** Task item **
Reproduce exactly the lines below from the one containing "Solution. The calculation" through the one containing "Point charges leave", including both, and nothing else.

** Record set **
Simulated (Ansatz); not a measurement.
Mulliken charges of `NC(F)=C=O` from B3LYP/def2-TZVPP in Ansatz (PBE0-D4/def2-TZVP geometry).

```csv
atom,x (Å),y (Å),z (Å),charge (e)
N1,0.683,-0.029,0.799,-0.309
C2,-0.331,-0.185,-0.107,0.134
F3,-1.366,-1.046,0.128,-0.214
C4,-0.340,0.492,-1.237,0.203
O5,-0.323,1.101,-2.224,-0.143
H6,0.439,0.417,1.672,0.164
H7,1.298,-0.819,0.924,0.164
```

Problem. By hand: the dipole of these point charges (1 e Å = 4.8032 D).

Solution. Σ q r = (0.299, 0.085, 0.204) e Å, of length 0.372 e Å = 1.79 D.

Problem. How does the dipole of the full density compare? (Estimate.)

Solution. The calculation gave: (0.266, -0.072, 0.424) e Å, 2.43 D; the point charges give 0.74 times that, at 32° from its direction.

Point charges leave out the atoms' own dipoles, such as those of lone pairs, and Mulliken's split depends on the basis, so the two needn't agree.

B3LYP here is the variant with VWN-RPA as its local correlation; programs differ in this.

** Problem solution **
Solution. The calculation gave: (0.266, -0.072, 0.424) e Å, 2.43 D; the point charges give 0.74 times that, at 32° from its direction.

Point charges leave out the atoms' own dipoles, such as those of lone pairs, and Mulliken's split depends on the basis, so the two needn't agree.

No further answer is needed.